▸ **Data**:
__________________________________________________
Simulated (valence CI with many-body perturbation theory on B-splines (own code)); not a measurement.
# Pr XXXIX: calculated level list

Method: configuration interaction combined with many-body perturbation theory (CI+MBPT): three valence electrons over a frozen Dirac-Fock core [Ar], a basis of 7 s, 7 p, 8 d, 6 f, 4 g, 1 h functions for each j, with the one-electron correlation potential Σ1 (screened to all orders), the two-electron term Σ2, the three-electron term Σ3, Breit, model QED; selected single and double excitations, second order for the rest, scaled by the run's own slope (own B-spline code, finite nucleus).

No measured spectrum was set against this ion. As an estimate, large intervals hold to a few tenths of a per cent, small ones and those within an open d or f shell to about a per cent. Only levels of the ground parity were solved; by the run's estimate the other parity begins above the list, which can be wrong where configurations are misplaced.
__________________________________________________

Each record above is to be written out again exactly.

Simulated (valence CI with many-body perturbation theory on B-splines (own code)); not a measurement.
# Pr XXXIX: calculated level list

Method: configuration interaction combined with many-body perturbation theory (CI+MBPT): three valence electrons over a frozen Dirac-Fock core [Ar], a basis of 7 s, 7 p, 8 d, 6 f, 4 g, 1 h functions for each j, with the one-electron correlation potential Σ1 (screened to all orders), the two-electron term Σ2, the three-electron term Σ3, Breit, model QED; selected single and double excitations, second order for the rest, scaled by the run's own slope (own B-spline code, finite nucleus).

No measured spectrum was set against this ion. As an estimate, large intervals hold to a few tenths of a per cent, small ones and those within an open d or f shell to about a per cent. Only levels of the ground parity were solved; by the run's estimate the other parity begins above the list, which can be wrong where configurations are misplaced.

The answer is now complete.